### [WORK ORDER]
Would you reproduce exactly the lines below from the one holding "cell relax into?" through the one holding "Space group P-3m1", inclusive, and no others?

### [SUPPLIED RECORDS]
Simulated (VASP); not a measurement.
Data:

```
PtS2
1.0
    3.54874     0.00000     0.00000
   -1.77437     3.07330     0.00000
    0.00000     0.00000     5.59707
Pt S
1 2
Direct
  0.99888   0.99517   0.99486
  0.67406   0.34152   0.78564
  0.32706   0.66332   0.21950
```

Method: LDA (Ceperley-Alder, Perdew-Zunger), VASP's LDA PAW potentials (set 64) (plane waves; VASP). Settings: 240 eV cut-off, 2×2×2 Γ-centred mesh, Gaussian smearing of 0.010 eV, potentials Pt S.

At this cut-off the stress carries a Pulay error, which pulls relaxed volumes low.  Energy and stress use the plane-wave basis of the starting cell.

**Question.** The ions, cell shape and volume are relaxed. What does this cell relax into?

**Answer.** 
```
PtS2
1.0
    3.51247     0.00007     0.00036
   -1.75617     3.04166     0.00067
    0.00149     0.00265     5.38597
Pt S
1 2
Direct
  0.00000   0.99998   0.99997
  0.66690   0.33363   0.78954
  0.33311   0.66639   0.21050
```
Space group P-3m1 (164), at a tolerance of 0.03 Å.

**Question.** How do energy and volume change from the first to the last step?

### [EXERCISE ANSWER]
**Question.** The ions, cell shape and volume are relaxed. What does this cell relax into?

**Answer.** 
```
PtS2
1.0
    3.51247     0.00007     0.00036
   -1.75617     3.04166     0.00067
    0.00149     0.00265     5.38597
Pt S
1 2
Direct
  0.00000   0.99998   0.99997
  0.66690   0.33363   0.78954
  0.33311   0.66639   0.21050
```
Space group P-3m1 (164), at a tolerance of 0.03 Å.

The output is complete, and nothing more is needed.